> _Record excerpts_:
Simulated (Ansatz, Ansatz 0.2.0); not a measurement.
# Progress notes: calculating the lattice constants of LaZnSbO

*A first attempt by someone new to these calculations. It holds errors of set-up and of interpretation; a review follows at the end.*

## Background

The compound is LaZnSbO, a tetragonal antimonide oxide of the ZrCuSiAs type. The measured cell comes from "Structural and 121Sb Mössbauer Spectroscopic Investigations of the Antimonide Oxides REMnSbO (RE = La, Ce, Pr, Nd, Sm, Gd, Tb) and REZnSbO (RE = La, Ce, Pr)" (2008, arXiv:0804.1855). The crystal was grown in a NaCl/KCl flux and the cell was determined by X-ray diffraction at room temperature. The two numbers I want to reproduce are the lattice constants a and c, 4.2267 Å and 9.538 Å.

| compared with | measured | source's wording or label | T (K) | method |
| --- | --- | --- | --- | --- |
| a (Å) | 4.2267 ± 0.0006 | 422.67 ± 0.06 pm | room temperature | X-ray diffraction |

> _Action item_: Each record must be reproduced exactly, with nothing missing.

> _Task result_:
Simulated (Ansatz, Ansatz 0.2.0); not a measurement.
# Progress notes: calculating the lattice constants of LaZnSbO

*A first attempt by someone new to these calculations. It holds errors of set-up and of interpretation; a review follows at the end.*

## Background

The compound is LaZnSbO, a tetragonal antimonide oxide of the ZrCuSiAs type. The measured cell comes from "Structural and 121Sb Mössbauer Spectroscopic Investigations of the Antimonide Oxides REMnSbO (RE = La, Ce, Pr, Nd, Sm, Gd, Tb) and REZnSbO (RE = La, Ce, Pr)" (2008, arXiv:0804.1855). The crystal was grown in a NaCl/KCl flux and the cell was determined by X-ray diffraction at room temperature. The two numbers I want to reproduce are the lattice constants a and c, 4.2267 Å and 9.538 Å.

| compared with | measured | source's wording or label | T (K) | method |
| --- | --- | --- | --- | --- |
| a (Å) | 4.2267 ± 0.0006 | 422.67 ± 0.06 pm | room temperature | X-ray diffraction |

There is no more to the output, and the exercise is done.